=== Section Start ===

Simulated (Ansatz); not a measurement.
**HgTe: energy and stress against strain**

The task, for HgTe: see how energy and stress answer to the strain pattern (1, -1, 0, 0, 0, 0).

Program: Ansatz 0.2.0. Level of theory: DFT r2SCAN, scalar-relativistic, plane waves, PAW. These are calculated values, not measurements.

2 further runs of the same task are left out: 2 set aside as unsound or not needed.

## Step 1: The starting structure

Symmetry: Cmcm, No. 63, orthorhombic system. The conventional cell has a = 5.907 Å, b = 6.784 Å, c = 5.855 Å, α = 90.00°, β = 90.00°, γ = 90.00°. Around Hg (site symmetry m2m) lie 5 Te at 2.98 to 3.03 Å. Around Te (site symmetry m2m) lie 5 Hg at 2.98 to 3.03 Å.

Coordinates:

=== Section End ===

Give back the listing exactly, please, from its first line to the line containing "Symmetry: Cmcm, No.", inclusive, and nothing past that line.

Simulated (Ansatz); not a measurement.
**HgTe: energy and stress against strain**

The task, for HgTe: see how energy and stress answer to the strain pattern (1, -1, 0, 0, 0, 0).

Program: Ansatz 0.2.0. Level of theory: DFT r2SCAN, scalar-relativistic, plane waves, PAW. These are calculated values, not measurements.

2 further runs of the same task are left out: 2 set aside as unsound or not needed.

## Step 1: The starting structure

Symmetry: Cmcm, No. 63, orthorhombic system. The conventional cell has a = 5.907 Å, b = 6.784 Å, c = 5.855 Å, α = 90.00°, β = 90.00°, γ = 90.00°. Around Hg (site symmetry m2m) lie 5 Te at 2.98 to 3.03 Å. Around Te (site symmetry m2m) lie 5 Hg at 2.98 to 3.03 Å.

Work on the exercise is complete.